| Study material |
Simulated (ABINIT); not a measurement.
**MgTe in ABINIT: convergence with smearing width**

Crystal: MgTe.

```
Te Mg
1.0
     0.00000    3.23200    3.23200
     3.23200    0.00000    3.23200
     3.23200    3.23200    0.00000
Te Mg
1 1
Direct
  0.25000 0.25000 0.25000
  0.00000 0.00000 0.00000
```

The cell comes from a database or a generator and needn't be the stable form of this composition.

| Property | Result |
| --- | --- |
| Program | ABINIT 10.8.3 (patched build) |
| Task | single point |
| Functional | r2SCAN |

| Action item |
Top to bottom, the records above must be output exactly.

| Worked solution |
Simulated (ABINIT); not a measurement.
**MgTe in ABINIT: convergence with smearing width**

Crystal: MgTe.

```
Te Mg
1.0
     0.00000    3.23200    3.23200
     3.23200    0.00000    3.23200
     3.23200    3.23200    0.00000
Te Mg
1 1
Direct
  0.25000 0.25000 0.25000
  0.00000 0.00000 0.00000
```

The cell comes from a database or a generator and needn't be the stable form of this composition.

| Property | Result |
| --- | --- |
| Program | ABINIT 10.8.3 (patched build) |
| Task | single point |
| Functional | r2SCAN |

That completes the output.